EXTRACTED RECORDS:
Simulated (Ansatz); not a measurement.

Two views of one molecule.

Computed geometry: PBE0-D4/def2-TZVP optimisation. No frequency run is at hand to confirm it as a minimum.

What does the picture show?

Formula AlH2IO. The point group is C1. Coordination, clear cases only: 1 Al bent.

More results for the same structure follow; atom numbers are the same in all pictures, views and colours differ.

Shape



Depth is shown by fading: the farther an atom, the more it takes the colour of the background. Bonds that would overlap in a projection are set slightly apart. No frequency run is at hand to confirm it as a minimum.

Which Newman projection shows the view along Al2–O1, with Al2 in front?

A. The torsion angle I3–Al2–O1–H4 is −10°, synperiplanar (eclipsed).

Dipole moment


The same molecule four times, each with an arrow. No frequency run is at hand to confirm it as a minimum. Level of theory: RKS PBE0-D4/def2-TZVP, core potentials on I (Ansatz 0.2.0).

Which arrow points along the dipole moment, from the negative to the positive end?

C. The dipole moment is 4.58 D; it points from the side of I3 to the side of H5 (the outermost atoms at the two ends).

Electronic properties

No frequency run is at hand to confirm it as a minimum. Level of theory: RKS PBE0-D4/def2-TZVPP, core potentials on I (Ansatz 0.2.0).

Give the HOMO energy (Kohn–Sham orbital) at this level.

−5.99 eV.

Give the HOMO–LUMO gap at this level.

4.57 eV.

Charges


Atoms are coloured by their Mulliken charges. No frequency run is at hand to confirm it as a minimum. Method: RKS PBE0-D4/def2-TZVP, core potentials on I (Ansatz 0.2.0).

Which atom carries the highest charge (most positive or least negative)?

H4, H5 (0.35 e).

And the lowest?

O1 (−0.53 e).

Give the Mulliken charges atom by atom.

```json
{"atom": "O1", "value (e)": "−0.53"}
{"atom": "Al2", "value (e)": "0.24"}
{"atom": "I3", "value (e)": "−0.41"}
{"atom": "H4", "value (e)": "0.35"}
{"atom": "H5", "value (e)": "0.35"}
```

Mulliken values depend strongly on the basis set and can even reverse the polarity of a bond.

WORK ITEM:
Above are the entries. Quote exactly the lines from the one bearing "Electronic properties" through the one bearing "O1 (−0.53 e).".

YOUR RESPONSE:
Electronic properties

No frequency run is at hand to confirm it as a minimum. Level of theory: RKS PBE0-D4/def2-TZVPP, core potentials on I (Ansatz 0.2.0).

Give the HOMO energy (Kohn–Sham orbital) at this level.

−5.99 eV.

Give the HOMO–LUMO gap at this level.

4.57 eV.

Charges


Atoms are coloured by their Mulliken charges. No frequency run is at hand to confirm it as a minimum. Method: RKS PBE0-D4/def2-TZVP, core potentials on I (Ansatz 0.2.0).

Which atom carries the highest charge (most positive or least negative)?

H4, H5 (0.35 e).

And the lowest?

O1 (−0.53 e).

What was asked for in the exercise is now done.